EXTRACTED RECORDS:
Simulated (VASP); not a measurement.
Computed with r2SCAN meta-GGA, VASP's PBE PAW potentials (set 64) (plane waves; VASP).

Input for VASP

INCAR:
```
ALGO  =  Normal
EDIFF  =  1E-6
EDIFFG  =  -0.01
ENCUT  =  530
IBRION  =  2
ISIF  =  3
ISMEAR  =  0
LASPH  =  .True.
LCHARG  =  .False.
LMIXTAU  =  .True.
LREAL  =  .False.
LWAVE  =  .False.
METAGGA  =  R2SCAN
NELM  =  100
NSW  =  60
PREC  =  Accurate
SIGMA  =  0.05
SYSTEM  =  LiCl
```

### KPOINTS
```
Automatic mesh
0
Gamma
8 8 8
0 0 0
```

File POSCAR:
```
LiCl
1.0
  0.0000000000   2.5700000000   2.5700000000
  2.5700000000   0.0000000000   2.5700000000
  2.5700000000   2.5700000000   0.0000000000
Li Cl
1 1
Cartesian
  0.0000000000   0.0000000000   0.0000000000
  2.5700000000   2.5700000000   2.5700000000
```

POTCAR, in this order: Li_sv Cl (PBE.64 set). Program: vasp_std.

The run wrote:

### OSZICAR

REQUIRED ACTION: Quote the data above verbatim from its first line to the line that includes "POTCAR, in this", with both boundary lines retained.

RESPONSE AREA:
Simulated (VASP); not a measurement.
Computed with r2SCAN meta-GGA, VASP's PBE PAW potentials (set 64) (plane waves; VASP).

Input for VASP

INCAR:
```
ALGO  =  Normal
EDIFF  =  1E-6
EDIFFG  =  -0.01
ENCUT  =  530
IBRION  =  2
ISIF  =  3
ISMEAR  =  0
LASPH  =  .True.
LCHARG  =  .False.
LMIXTAU  =  .True.
LREAL  =  .False.
LWAVE  =  .False.
METAGGA  =  R2SCAN
NELM  =  100
NSW  =  60
PREC  =  Accurate
SIGMA  =  0.05
SYSTEM  =  LiCl
```

### KPOINTS
```
Automatic mesh
0
Gamma
8 8 8
0 0 0
```

File POSCAR:
```
LiCl
1.0
  0.0000000000   2.5700000000   2.5700000000
  2.5700000000   0.0000000000   2.5700000000
  2.5700000000   2.5700000000   0.0000000000
Li Cl
1 1
Cartesian
  0.0000000000   0.0000000000   0.0000000000
  2.5700000000   2.5700000000   2.5700000000
```

POTCAR, in this order: Li_sv Cl (PBE.64 set). Program: vasp_std.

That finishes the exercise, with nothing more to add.